• _Listed records_
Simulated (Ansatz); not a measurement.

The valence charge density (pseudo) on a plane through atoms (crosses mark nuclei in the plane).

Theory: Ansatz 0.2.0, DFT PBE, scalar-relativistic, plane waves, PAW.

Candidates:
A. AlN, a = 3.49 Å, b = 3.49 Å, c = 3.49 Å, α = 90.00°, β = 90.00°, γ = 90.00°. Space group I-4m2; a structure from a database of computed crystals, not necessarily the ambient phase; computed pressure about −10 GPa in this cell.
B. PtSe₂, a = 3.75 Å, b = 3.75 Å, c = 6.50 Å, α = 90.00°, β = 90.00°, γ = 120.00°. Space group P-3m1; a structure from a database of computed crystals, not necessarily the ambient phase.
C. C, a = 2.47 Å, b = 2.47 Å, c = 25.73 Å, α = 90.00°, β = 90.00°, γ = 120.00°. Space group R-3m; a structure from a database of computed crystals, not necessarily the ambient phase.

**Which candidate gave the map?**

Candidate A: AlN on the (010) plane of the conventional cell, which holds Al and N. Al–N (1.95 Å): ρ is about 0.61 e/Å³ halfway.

• _Brief_
Please reproduce the lines from the line with "C. C, a = 2.47" to the line with "gave the map?**", both ends included, exactly as they appear above.

• _Response area_
C. C, a = 2.47 Å, b = 2.47 Å, c = 25.73 Å, α = 90.00°, β = 90.00°, γ = 120.00°. Space group R-3m; a structure from a database of computed crystals, not necessarily the ambient phase.

**Which candidate gave the map?**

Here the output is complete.